- _Assigned task_
Print the first line of the data below and every one after it, through the line containing "Result: converged; pressure", exactly as written.

- _Record excerpts_
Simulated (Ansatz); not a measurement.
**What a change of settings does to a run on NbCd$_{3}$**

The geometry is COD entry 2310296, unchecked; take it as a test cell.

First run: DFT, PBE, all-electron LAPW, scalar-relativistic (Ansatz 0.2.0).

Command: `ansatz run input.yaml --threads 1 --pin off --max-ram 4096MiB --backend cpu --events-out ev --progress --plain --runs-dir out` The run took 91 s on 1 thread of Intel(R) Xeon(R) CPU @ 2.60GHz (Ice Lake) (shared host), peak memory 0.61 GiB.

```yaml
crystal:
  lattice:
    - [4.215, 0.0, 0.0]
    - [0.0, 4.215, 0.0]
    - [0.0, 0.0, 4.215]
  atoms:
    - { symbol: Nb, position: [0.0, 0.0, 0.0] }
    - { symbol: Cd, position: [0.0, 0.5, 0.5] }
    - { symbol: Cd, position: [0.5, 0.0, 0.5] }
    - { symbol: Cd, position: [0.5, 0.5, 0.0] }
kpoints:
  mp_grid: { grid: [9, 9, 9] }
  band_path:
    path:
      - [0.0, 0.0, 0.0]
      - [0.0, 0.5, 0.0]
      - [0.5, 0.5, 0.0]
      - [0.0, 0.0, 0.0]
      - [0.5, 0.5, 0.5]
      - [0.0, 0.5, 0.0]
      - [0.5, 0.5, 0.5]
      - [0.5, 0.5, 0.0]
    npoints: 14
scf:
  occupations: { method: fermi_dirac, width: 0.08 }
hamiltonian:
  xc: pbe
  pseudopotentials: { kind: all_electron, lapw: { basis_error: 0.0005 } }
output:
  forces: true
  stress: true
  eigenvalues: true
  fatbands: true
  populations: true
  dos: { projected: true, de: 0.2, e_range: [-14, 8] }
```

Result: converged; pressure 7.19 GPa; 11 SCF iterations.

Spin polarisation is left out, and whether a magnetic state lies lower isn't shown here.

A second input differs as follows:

- _Your solution_
Simulated (Ansatz); not a measurement.
**What a change of settings does to a run on NbCd$_{3}$**

The geometry is COD entry 2310296, unchecked; take it as a test cell.

First run: DFT, PBE, all-electron LAPW, scalar-relativistic (Ansatz 0.2.0).

Command: `ansatz run input.yaml --threads 1 --pin off --max-ram 4096MiB --backend cpu --events-out ev --progress --plain --runs-dir out` The run took 91 s on 1 thread of Intel(R) Xeon(R) CPU @ 2.60GHz (Ice Lake) (shared host), peak memory 0.61 GiB.

```yaml
crystal:
  lattice:
    - [4.215, 0.0, 0.0]
    - [0.0, 4.215, 0.0]
    - [0.0, 0.0, 4.215]
  atoms:
    - { symbol: Nb, position: [0.0, 0.0, 0.0] }
    - { symbol: Cd, position: [0.0, 0.5, 0.5] }
    - { symbol: Cd, position: [0.5, 0.0, 0.5] }
    - { symbol: Cd, position: [0.5, 0.5, 0.0] }
kpoints:
  mp_grid: { grid: [9, 9, 9] }
  band_path:
    path:
      - [0.0, 0.0, 0.0]
      - [0.0, 0.5, 0.0]
      - [0.5, 0.5, 0.0]
      - [0.0, 0.0, 0.0]
      - [0.5, 0.5, 0.5]
      - [0.0, 0.5, 0.0]
      - [0.5, 0.5, 0.5]
      - [0.5, 0.5, 0.0]
    npoints: 14
scf:
  occupations: { method: fermi_dirac, width: 0.08 }
hamiltonian:
  xc: pbe
  pseudopotentials: { kind: all_electron, lapw: { basis_error: 0.0005 } }
output:
  forces: true
  stress: true
  eigenvalues: true
  fatbands: true
  populations: true
  dos: { projected: true, de: 0.2, e_range: [-14, 8] }
```

Result: converged; pressure 7.19 GPa; 11 SCF iterations.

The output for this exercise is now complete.